Requirement — Please output the section of the listing below that opens with the line containing "For S = 1/2" and closes with the line containing "Where νn = |a|/2, that", exactly and with nothing else.

__________________________________________________

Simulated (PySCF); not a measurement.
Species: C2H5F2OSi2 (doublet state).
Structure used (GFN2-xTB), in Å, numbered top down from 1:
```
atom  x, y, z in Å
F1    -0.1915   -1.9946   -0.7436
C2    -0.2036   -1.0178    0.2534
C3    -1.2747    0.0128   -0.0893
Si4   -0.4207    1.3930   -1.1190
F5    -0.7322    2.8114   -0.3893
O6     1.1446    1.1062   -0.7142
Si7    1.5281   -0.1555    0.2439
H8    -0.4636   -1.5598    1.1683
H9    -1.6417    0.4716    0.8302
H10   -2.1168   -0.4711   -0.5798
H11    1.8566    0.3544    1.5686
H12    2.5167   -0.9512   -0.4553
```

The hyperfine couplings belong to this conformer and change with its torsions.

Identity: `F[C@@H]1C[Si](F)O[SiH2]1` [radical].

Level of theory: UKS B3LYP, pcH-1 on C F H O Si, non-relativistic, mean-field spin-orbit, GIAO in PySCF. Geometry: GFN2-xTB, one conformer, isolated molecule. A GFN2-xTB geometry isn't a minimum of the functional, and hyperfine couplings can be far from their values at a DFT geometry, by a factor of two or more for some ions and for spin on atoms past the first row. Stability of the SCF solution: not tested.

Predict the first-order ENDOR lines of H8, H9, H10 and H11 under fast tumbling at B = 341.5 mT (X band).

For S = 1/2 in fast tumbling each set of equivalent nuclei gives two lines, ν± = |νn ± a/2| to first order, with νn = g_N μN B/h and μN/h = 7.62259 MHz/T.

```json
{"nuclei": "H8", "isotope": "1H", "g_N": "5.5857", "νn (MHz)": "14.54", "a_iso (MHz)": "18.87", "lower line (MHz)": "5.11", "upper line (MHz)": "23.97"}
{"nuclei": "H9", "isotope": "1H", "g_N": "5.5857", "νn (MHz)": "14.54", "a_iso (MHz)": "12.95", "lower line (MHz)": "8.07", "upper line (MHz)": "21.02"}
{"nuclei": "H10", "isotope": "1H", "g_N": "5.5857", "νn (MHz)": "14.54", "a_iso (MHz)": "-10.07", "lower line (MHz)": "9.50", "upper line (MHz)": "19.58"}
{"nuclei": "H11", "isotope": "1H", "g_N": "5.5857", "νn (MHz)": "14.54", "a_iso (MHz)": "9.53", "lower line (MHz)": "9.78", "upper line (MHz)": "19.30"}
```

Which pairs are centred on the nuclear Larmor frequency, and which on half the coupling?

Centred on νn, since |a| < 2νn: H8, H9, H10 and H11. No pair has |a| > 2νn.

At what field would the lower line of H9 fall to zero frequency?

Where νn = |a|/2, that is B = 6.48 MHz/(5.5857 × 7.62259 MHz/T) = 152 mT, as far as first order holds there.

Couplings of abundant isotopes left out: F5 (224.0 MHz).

__________________________________________________

Exercise output —
For S = 1/2 in fast tumbling each set of equivalent nuclei gives two lines, ν± = |νn ± a/2| to first order, with νn = g_N μN B/h and μN/h = 7.62259 MHz/T.

```json
{"nuclei": "H8", "isotope": "1H", "g_N": "5.5857", "νn (MHz)": "14.54", "a_iso (MHz)": "18.87", "lower line (MHz)": "5.11", "upper line (MHz)": "23.97"}
{"nuclei": "H9", "isotope": "1H", "g_N": "5.5857", "νn (MHz)": "14.54", "a_iso (MHz)": "12.95", "lower line (MHz)": "8.07", "upper line (MHz)": "21.02"}
{"nuclei": "H10", "isotope": "1H", "g_N": "5.5857", "νn (MHz)": "14.54", "a_iso (MHz)": "-10.07", "lower line (MHz)": "9.50", "upper line (MHz)": "19.58"}
{"nuclei": "H11", "isotope": "1H", "g_N": "5.5857", "νn (MHz)": "14.54", "a_iso (MHz)": "9.53", "lower line (MHz)": "9.78", "upper line (MHz)": "19.30"}
```

Which pairs are centred on the nuclear Larmor frequency, and which on half the coupling?

Centred on νn, since |a| < 2νn: H8, H9, H10 and H11. No pair has |a| > 2νn.

At what field would the lower line of H9 fall to zero frequency?

Where νn = |a|/2, that is B = 6.48 MHz/(5.5857 × 7.62259 MHz/T) = 152 mT, as far as first order holds there.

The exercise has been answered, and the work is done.